Once the line with "width 0.01 eV |" is found in the entries below, print it and each following line exactly, stopping after the line with "pressure -0.6 GPa."; print nothing else.

◇ ◇ ◇

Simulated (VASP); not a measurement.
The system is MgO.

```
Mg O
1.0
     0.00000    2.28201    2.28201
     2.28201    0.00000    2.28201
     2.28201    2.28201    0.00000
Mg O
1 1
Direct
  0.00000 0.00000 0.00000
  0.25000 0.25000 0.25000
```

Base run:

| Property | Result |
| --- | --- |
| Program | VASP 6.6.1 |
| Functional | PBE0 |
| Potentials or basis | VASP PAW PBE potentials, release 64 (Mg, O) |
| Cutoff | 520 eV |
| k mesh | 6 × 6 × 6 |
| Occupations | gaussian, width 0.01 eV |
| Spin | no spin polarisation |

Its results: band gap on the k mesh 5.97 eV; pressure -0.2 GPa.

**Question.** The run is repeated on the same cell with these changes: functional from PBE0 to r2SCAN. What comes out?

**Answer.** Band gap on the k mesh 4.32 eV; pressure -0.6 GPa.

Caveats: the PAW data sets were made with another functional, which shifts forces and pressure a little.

◇ ◇ ◇

WRITTEN ANSWER:
| Occupations | gaussian, width 0.01 eV |
| Spin | no spin polarisation |

Its results: band gap on the k mesh 5.97 eV; pressure -0.2 GPa.

**Question.** The run is repeated on the same cell with these changes: functional from PBE0 to r2SCAN. What comes out?

**Answer.** Band gap on the k mesh 4.32 eV; pressure -0.6 GPa.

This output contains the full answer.